------ DATA EXCERPTS ------

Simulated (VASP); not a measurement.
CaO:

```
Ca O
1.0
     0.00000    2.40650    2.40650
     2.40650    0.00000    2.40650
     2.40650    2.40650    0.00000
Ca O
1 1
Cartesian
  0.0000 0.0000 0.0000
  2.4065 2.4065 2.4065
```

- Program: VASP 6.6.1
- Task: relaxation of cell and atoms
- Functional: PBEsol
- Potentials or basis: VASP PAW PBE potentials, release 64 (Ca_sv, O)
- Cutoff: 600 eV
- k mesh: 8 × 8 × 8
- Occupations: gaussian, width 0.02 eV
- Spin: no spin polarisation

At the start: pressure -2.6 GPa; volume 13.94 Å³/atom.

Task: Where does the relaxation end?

------

:: ASSIGNMENT ::
An exact copy of all the records above is needed.

:: ANSWER SPACE ::
Simulated (VASP); not a measurement.
CaO:

```
Ca O
1.0
     0.00000    2.40650    2.40650
     2.40650    0.00000    2.40650
     2.40650    2.40650    0.00000
Ca O
1 1
Cartesian
  0.0000 0.0000 0.0000
  2.4065 2.4065 2.4065
```

- Program: VASP 6.6.1
- Task: relaxation of cell and atoms
- Functional: PBEsol
- Potentials or basis: VASP PAW PBE potentials, release 64 (Ca_sv, O)
- Cutoff: 600 eV
- k mesh: 8 × 8 × 8
- Occupations: gaussian, width 0.02 eV
- Spin: no spin polarisation

At the start: pressure -2.6 GPa; volume 13.94 Å³/atom.

Task: Where does the relaxation end?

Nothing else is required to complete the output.